(Data records)
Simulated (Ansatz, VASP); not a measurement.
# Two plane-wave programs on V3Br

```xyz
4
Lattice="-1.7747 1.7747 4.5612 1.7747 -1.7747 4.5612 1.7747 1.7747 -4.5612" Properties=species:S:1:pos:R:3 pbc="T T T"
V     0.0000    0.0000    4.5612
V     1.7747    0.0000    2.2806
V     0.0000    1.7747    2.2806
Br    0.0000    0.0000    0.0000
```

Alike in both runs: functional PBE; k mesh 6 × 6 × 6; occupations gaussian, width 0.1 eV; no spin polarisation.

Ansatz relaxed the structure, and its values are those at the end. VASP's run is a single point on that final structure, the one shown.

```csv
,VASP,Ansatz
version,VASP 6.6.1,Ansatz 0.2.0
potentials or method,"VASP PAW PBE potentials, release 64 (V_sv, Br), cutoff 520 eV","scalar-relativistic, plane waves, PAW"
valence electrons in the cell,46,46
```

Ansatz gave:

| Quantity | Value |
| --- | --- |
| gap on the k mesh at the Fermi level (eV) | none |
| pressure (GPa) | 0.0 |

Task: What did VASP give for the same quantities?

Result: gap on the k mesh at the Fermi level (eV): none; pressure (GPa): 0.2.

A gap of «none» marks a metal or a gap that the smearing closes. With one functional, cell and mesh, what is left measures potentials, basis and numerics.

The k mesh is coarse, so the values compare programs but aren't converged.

(Required action)
Beginning with the first line of the listing above, please write out every line exactly until you reach the line that contains "basis and numerics.", and include that one too.

(Exercise solution)
Simulated (Ansatz, VASP); not a measurement.
# Two plane-wave programs on V3Br

```xyz
4
Lattice="-1.7747 1.7747 4.5612 1.7747 -1.7747 4.5612 1.7747 1.7747 -4.5612" Properties=species:S:1:pos:R:3 pbc="T T T"
V     0.0000    0.0000    4.5612
V     1.7747    0.0000    2.2806
V     0.0000    1.7747    2.2806
Br    0.0000    0.0000    0.0000
```

Alike in both runs: functional PBE; k mesh 6 × 6 × 6; occupations gaussian, width 0.1 eV; no spin polarisation.

Ansatz relaxed the structure, and its values are those at the end. VASP's run is a single point on that final structure, the one shown.

```csv
,VASP,Ansatz
version,VASP 6.6.1,Ansatz 0.2.0
potentials or method,"VASP PAW PBE potentials, release 64 (V_sv, Br), cutoff 520 eV","scalar-relativistic, plane waves, PAW"
valence electrons in the cell,46,46
```

Ansatz gave:

| Quantity | Value |
| --- | --- |
| gap on the k mesh at the Fermi level (eV) | none |
| pressure (GPa) | 0.0 |

Task: What did VASP give for the same quantities?

Result: gap on the k mesh at the Fermi level (eV): none; pressure (GPa): 0.2.

A gap of «none» marks a metal or a gap that the smearing closes. With one functional, cell and mesh, what is left measures potentials, basis and numerics.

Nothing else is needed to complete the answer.